Work instruction: Retype each entry below exactly as it stands.

Extracted information:
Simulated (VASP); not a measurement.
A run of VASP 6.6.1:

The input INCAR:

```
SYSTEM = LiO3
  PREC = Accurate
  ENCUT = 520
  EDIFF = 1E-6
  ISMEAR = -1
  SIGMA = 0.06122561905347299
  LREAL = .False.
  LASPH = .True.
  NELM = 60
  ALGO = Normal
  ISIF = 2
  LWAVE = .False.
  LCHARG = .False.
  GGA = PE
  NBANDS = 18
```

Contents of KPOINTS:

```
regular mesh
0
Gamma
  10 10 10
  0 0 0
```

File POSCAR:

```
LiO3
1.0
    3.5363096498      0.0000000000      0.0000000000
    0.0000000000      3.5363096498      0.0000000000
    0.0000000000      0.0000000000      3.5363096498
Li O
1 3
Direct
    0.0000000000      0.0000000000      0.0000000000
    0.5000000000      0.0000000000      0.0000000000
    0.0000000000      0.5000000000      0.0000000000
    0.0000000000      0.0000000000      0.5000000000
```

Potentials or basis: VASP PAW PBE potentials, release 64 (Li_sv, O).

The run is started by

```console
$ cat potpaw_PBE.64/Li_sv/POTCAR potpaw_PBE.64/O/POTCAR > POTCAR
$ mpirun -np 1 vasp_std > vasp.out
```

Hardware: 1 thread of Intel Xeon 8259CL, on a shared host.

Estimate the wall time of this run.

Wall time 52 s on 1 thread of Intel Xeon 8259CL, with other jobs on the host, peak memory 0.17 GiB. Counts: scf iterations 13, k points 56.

Exercise answer:
Simulated (VASP); not a measurement.
A run of VASP 6.6.1:

The input INCAR:

```
SYSTEM = LiO3
  PREC = Accurate
  ENCUT = 520
  EDIFF = 1E-6
  ISMEAR = -1
  SIGMA = 0.06122561905347299
  LREAL = .False.
  LASPH = .True.
  NELM = 60
  ALGO = Normal
  ISIF = 2
  LWAVE = .False.
  LCHARG = .False.
  GGA = PE
  NBANDS = 18
```

Contents of KPOINTS:

```
regular mesh
0
Gamma
  10 10 10
  0 0 0
```

File POSCAR:

```
LiO3
1.0
    3.5363096498      0.0000000000      0.0000000000
    0.0000000000      3.5363096498      0.0000000000
    0.0000000000      0.0000000000      3.5363096498
Li O
1 3
Direct
    0.0000000000      0.0000000000      0.0000000000
    0.5000000000      0.0000000000      0.0000000000
    0.0000000000      0.5000000000      0.0000000000
    0.0000000000      0.0000000000      0.5000000000
```

Potentials or basis: VASP PAW PBE potentials, release 64 (Li_sv, O).

The run is started by

```console
$ cat potpaw_PBE.64/Li_sv/POTCAR potpaw_PBE.64/O/POTCAR > POTCAR
$ mpirun -np 1 vasp_std > vasp.out
```

Hardware: 1 thread of Intel Xeon 8259CL, on a shared host.

Estimate the wall time of this run.

Wall time 52 s on 1 thread of Intel Xeon 8259CL, with other jobs on the host, peak memory 0.17 GiB. Counts: scf iterations 13, k points 56.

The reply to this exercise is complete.